--
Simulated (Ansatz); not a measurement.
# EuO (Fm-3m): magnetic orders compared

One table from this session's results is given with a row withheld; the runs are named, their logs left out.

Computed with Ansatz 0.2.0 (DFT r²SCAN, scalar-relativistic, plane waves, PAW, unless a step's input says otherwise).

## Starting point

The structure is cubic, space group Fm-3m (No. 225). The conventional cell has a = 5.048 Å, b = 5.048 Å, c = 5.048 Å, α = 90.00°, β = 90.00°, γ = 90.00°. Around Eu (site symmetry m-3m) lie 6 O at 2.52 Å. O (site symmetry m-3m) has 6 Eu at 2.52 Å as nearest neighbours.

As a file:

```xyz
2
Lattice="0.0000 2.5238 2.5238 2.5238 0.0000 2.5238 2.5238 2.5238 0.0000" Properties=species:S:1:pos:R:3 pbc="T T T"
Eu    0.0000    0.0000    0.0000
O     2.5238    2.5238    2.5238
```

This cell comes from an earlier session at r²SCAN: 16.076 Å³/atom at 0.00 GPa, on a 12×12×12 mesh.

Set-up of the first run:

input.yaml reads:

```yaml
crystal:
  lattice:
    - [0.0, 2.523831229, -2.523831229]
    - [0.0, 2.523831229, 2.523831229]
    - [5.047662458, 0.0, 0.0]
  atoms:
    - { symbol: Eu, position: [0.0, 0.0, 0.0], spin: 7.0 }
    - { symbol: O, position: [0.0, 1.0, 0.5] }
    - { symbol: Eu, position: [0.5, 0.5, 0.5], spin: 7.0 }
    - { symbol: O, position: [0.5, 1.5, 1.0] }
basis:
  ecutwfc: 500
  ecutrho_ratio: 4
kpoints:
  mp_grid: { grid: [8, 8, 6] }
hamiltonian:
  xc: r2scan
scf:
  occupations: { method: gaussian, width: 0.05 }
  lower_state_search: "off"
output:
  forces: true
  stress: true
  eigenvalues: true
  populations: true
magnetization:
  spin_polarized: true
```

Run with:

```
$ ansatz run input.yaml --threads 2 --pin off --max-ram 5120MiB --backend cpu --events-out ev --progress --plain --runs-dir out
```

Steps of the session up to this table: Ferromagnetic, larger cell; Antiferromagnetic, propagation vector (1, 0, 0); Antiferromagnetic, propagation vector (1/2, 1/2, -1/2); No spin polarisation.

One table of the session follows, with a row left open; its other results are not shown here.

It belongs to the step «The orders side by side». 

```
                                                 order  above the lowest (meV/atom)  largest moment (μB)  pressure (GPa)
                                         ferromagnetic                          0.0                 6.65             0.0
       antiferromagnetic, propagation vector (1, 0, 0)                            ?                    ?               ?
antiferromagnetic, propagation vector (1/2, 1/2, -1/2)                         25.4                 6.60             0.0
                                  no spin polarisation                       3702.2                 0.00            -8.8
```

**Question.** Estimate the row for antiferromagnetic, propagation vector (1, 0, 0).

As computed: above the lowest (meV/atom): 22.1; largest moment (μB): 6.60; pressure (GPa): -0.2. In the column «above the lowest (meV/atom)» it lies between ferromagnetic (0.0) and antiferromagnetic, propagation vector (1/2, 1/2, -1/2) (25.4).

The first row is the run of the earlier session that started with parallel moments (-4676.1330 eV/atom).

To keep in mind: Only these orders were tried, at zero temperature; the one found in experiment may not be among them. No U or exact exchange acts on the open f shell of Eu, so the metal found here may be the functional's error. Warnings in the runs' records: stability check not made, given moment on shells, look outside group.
--

WORK REQUEST:
Please copy the lines in the records above between the one holding "It belongs to" and the one holding "The first row", inclusive, exactly and with no other line.

TASK RESPONSE:
It belongs to the step «The orders side by side». 

```
                                                 order  above the lowest (meV/atom)  largest moment (μB)  pressure (GPa)
                                         ferromagnetic                          0.0                 6.65             0.0
       antiferromagnetic, propagation vector (1, 0, 0)                            ?                    ?               ?
antiferromagnetic, propagation vector (1/2, 1/2, -1/2)                         25.4                 6.60             0.0
                                  no spin polarisation                       3702.2                 0.00            -8.8
```

**Question.** Estimate the row for antiferromagnetic, propagation vector (1, 0, 0).

As computed: above the lowest (meV/atom): 22.1; largest moment (μB): 6.60; pressure (GPa): -0.2. In the column «above the lowest (meV/atom)» it lies between ferromagnetic (0.0) and antiferromagnetic, propagation vector (1/2, 1/2, -1/2) (25.4).

The first row is the run of the earlier session that started with parallel moments (-4676.1330 eV/atom).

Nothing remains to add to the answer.